Provided information:
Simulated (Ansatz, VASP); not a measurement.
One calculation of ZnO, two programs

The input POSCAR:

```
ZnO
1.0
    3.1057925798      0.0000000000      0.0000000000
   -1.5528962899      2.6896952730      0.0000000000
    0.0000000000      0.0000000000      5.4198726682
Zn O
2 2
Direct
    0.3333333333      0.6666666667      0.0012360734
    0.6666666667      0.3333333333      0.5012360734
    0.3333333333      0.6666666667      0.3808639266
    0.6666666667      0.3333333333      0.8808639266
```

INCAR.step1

Work task: All of the data must be written out again, exactly as it stands.

Solution:
Simulated (Ansatz, VASP); not a measurement.
One calculation of ZnO, two programs

The input POSCAR:

```
ZnO
1.0
    3.1057925798      0.0000000000      0.0000000000
   -1.5528962899      2.6896952730      0.0000000000
    0.0000000000      0.0000000000      5.4198726682
Zn O
2 2
Direct
    0.3333333333      0.6666666667      0.0012360734
    0.6666666667      0.3333333333      0.5012360734
    0.3333333333      0.6666666667      0.3808639266
    0.6666666667      0.3333333333      0.8808639266
```

INCAR.step1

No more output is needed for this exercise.